+ + + +

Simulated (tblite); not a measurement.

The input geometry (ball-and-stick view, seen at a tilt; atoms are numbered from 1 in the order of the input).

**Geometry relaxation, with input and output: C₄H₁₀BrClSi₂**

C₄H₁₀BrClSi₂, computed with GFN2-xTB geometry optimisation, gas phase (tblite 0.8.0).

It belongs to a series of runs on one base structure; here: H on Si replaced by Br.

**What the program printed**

+ + + +

**Required action:**
Looking at the data above, write out exactly the lines that start at the one containing "C₄H₁₀BrClSi₂, computed with" and end at the one containing "It belongs to"; include both and nothing beyond.

**Response area:**
C₄H₁₀BrClSi₂, computed with GFN2-xTB geometry optimisation, gas phase (tblite 0.8.0).

It belongs to a series of runs on one base structure; here: H on Si replaced by Br.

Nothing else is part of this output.